** Dataset follows **

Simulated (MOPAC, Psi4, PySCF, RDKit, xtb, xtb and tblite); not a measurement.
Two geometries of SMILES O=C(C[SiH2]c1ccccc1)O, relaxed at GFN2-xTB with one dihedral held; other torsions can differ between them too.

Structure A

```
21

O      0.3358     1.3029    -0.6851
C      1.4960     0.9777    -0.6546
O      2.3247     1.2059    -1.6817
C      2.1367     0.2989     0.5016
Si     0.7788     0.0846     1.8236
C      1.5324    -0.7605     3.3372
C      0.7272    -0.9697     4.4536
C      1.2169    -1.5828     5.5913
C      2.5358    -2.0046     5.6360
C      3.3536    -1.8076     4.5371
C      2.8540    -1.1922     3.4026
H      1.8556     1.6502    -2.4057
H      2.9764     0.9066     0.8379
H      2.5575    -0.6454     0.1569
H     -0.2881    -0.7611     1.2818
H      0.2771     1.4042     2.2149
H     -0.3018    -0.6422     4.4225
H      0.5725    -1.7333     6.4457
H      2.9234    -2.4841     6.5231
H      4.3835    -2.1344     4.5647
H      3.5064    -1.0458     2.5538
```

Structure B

** End of Dataset **

[Exercise] Write every line of the material above again, exactly.

[Result]
Simulated (MOPAC, Psi4, PySCF, RDKit, xtb, xtb and tblite); not a measurement.
Two geometries of SMILES O=C(C[SiH2]c1ccccc1)O, relaxed at GFN2-xTB with one dihedral held; other torsions can differ between them too.

Structure A

```
21

O      0.3358     1.3029    -0.6851
C      1.4960     0.9777    -0.6546
O      2.3247     1.2059    -1.6817
C      2.1367     0.2989     0.5016
Si     0.7788     0.0846     1.8236
C      1.5324    -0.7605     3.3372
C      0.7272    -0.9697     4.4536
C      1.2169    -1.5828     5.5913
C      2.5358    -2.0046     5.6360
C      3.3536    -1.8076     4.5371
C      2.8540    -1.1922     3.4026
H      1.8556     1.6502    -2.4057
H      2.9764     0.9066     0.8379
H      2.5575    -0.6454     0.1569
H     -0.2881    -0.7611     1.2818
H      0.2771     1.4042     2.2149
H     -0.3018    -0.6422     4.4225
H      0.5725    -1.7333     6.4457
H      2.9234    -2.4841     6.5231
H      4.3835    -2.1344     4.5647
H      3.5064    -1.0458     2.5538
```

Structure B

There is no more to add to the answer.